= Beginning of Section =

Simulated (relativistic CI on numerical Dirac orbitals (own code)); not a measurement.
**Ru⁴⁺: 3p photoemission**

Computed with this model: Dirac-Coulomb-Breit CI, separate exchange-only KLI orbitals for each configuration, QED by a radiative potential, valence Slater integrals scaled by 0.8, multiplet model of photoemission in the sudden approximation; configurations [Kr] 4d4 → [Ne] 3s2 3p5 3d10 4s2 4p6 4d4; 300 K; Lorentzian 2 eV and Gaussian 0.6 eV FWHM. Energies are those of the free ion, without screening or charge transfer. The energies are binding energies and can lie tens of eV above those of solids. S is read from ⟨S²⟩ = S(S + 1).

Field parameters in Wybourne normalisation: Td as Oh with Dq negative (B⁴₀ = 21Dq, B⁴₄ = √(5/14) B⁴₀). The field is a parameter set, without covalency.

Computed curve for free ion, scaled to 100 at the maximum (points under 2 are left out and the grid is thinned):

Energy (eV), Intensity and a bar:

= End of Section =

Transcribe only, please, the lines from the first line of the records through the line with "Computed curve for". Both of those lines are included.

■ **Task answer**
Simulated (relativistic CI on numerical Dirac orbitals (own code)); not a measurement.
**Ru⁴⁺: 3p photoemission**

Computed with this model: Dirac-Coulomb-Breit CI, separate exchange-only KLI orbitals for each configuration, QED by a radiative potential, valence Slater integrals scaled by 0.8, multiplet model of photoemission in the sudden approximation; configurations [Kr] 4d4 → [Ne] 3s2 3p5 3d10 4s2 4p6 4d4; 300 K; Lorentzian 2 eV and Gaussian 0.6 eV FWHM. Energies are those of the free ion, without screening or charge transfer. The energies are binding energies and can lie tens of eV above those of solids. S is read from ⟨S²⟩ = S(S + 1).

Field parameters in Wybourne normalisation: Td as Oh with Dq negative (B⁴₀ = 21Dq, B⁴₄ = √(5/14) B⁴₀). The field is a parameter set, without covalency.

Computed curve for free ion, scaled to 100 at the maximum (points under 2 are left out and the grid is thinned):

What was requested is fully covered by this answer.